> _Assignment_:
Go to the line holding "Q: Another level gave -32.6 kJ/mol. Which?" in the entries below and write out exactly every line down to and including the line holding "Largest T1 diagnostic".

> _Data provided_:
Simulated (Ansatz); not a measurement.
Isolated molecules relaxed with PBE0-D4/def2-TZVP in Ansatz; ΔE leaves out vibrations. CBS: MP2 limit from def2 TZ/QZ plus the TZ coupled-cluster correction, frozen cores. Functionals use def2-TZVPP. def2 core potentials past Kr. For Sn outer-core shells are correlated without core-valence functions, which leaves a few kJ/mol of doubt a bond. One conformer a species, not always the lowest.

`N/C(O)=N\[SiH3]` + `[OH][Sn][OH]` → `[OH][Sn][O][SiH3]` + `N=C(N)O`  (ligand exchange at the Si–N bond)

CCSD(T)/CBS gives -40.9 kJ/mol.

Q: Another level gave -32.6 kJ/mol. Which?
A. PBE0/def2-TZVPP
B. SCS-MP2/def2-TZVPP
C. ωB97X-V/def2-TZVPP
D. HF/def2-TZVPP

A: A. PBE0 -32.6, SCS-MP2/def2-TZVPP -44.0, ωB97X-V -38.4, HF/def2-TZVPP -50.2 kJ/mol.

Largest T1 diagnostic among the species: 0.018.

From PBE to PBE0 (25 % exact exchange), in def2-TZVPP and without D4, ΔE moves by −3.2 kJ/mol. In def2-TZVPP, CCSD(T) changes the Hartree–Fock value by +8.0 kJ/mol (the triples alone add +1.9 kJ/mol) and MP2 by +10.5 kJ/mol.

> _Solution_:
Q: Another level gave -32.6 kJ/mol. Which?
A. PBE0/def2-TZVPP
B. SCS-MP2/def2-TZVPP
C. ωB97X-V/def2-TZVPP
D. HF/def2-TZVPP

A: A. PBE0 -32.6, SCS-MP2/def2-TZVPP -44.0, ωB97X-V -38.4, HF/def2-TZVPP -50.2 kJ/mol.

Largest T1 diagnostic among the species: 0.018.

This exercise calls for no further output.